** Opening INFORMATION GIVEN block **

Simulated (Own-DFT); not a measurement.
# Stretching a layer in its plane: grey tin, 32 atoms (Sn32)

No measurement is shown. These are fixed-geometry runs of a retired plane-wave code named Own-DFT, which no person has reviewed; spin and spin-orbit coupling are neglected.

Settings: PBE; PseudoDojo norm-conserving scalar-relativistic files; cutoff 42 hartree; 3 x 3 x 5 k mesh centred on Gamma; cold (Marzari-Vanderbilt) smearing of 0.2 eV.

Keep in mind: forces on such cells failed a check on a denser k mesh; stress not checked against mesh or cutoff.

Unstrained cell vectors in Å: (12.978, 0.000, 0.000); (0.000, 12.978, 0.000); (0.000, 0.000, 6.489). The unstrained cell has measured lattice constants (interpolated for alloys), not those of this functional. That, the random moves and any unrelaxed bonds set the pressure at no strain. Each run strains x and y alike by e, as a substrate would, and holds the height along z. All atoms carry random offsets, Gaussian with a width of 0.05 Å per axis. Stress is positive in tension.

** Closing INFORMATION GIVEN block **

=== ACTIVITY ===
Your response must consist of the entries, reproduced exactly.

=== RESULT ===
Simulated (Own-DFT); not a measurement.
# Stretching a layer in its plane: grey tin, 32 atoms (Sn32)

No measurement is shown. These are fixed-geometry runs of a retired plane-wave code named Own-DFT, which no person has reviewed; spin and spin-orbit coupling are neglected.

Settings: PBE; PseudoDojo norm-conserving scalar-relativistic files; cutoff 42 hartree; 3 x 3 x 5 k mesh centred on Gamma; cold (Marzari-Vanderbilt) smearing of 0.2 eV.

Keep in mind: forces on such cells failed a check on a denser k mesh; stress not checked against mesh or cutoff.

Unstrained cell vectors in Å: (12.978, 0.000, 0.000); (0.000, 12.978, 0.000); (0.000, 0.000, 6.489). The unstrained cell has measured lattice constants (interpolated for alloys), not those of this functional. That, the random moves and any unrelaxed bonds set the pressure at no strain. Each run strains x and y alike by e, as a substrate would, and holds the height along z. All atoms carry random offsets, Gaussian with a width of 0.05 Å per axis. Stress is positive in tension.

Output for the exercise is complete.